**Requirement**
From the listing below, output only the lines starting at the line that has "Parameters, values chosen" and ending at the line that has "Wanted: w; Ts;", exactly as they appear, ends included.

Provided records Start Marker
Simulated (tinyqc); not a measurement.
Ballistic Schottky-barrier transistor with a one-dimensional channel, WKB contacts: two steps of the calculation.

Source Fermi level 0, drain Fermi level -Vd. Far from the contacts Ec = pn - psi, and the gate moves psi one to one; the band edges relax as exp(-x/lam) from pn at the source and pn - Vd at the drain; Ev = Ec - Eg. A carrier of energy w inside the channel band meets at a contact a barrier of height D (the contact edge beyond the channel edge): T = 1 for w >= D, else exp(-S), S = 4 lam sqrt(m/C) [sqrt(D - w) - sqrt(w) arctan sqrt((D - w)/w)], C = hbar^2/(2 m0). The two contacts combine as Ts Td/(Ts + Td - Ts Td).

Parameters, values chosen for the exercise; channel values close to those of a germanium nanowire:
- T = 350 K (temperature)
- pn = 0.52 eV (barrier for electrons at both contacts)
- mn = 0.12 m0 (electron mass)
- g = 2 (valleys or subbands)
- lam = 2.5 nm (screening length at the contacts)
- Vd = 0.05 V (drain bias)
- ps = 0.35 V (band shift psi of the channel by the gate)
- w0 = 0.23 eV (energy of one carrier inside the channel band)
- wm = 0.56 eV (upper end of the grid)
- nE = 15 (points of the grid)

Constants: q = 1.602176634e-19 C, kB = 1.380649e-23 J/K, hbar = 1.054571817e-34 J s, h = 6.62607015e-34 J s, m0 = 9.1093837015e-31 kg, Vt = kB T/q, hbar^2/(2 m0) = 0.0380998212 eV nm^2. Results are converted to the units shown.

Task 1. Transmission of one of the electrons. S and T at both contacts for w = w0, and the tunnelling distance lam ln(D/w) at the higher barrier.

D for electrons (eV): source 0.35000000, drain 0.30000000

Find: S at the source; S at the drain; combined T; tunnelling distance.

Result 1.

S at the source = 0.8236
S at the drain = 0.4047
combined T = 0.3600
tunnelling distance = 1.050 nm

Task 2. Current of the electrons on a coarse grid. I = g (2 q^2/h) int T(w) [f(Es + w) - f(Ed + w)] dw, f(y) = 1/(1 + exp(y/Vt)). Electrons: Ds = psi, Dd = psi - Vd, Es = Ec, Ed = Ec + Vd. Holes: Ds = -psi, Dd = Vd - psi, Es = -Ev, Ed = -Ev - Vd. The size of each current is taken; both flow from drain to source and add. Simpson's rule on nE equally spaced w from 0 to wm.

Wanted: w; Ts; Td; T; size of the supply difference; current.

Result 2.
Provided records End Marker

**Response area**
Parameters, values chosen for the exercise; channel values close to those of a germanium nanowire:
- T = 350 K (temperature)
- pn = 0.52 eV (barrier for electrons at both contacts)
- mn = 0.12 m0 (electron mass)
- g = 2 (valleys or subbands)
- lam = 2.5 nm (screening length at the contacts)
- Vd = 0.05 V (drain bias)
- ps = 0.35 V (band shift psi of the channel by the gate)
- w0 = 0.23 eV (energy of one carrier inside the channel band)
- wm = 0.56 eV (upper end of the grid)
- nE = 15 (points of the grid)

Constants: q = 1.602176634e-19 C, kB = 1.380649e-23 J/K, hbar = 1.054571817e-34 J s, h = 6.62607015e-34 J s, m0 = 9.1093837015e-31 kg, Vt = kB T/q, hbar^2/(2 m0) = 0.0380998212 eV nm^2. Results are converted to the units shown.

Task 1. Transmission of one of the electrons. S and T at both contacts for w = w0, and the tunnelling distance lam ln(D/w) at the higher barrier.

D for electrons (eV): source 0.35000000, drain 0.30000000

Find: S at the source; S at the drain; combined T; tunnelling distance.

Result 1.

S at the source = 0.8236
S at the drain = 0.4047
combined T = 0.3600
tunnelling distance = 1.050 nm

Task 2. Current of the electrons on a coarse grid. I = g (2 q^2/h) int T(w) [f(Es + w) - f(Ed + w)] dw, f(y) = 1/(1 + exp(y/Vt)). Electrons: Ds = psi, Dd = psi - Vd, Es = Ec, Ed = Ec + Vd. Holes: Ds = -psi, Dd = Vd - psi, Es = -Ev, Ed = -Ev - Vd. The size of each current is taken; both flow from drain to source and add. Simpson's rule on nE equally spaced w from 0 to wm.

Wanted: w; Ts; Td; T; size of the supply difference; current.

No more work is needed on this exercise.